Please copy out the entries until you have copied the line that contains "Two members of", beginning with the first line.

-- -- --

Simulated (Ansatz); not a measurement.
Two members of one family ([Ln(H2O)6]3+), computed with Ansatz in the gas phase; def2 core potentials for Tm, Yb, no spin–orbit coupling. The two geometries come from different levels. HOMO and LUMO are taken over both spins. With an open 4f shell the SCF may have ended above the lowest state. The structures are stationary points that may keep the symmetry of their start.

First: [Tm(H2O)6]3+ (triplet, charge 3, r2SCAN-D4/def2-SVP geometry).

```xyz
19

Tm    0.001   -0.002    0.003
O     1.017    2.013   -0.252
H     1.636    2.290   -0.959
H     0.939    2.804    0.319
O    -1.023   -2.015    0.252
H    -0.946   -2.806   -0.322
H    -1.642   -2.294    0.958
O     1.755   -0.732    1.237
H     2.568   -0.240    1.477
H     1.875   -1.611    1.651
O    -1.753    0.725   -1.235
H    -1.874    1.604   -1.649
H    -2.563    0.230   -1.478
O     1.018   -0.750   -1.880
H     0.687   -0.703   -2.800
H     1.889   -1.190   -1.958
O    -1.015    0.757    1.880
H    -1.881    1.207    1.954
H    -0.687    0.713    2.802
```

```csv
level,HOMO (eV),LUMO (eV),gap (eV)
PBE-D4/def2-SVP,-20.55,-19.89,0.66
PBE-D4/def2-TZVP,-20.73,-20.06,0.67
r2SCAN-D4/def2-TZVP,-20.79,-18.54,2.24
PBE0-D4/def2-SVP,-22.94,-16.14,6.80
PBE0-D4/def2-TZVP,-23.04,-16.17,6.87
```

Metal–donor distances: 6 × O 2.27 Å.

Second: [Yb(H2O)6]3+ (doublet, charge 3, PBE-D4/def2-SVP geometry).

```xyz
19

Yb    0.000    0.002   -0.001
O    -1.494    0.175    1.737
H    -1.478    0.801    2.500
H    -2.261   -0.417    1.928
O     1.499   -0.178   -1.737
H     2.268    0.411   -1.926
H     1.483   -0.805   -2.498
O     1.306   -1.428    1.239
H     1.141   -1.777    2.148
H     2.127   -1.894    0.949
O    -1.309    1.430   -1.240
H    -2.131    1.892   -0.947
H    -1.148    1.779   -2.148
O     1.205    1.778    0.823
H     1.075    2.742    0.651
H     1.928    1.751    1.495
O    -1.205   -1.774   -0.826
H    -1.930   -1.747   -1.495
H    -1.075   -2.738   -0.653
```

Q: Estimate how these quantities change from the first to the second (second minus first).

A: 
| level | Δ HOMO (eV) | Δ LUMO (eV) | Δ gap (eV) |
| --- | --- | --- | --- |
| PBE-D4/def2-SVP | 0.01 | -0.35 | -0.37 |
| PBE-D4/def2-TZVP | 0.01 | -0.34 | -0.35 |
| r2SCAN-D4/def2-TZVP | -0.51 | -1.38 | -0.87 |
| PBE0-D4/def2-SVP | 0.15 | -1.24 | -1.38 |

-- -- --

- _Written reply_:
Simulated (Ansatz); not a measurement.
Two members of one family ([Ln(H2O)6]3+), computed with Ansatz in the gas phase; def2 core potentials for Tm, Yb, no spin–orbit coupling. The two geometries come from different levels. HOMO and LUMO are taken over both spins. With an open 4f shell the SCF may have ended above the lowest state. The structures are stationary points that may keep the symmetry of their start.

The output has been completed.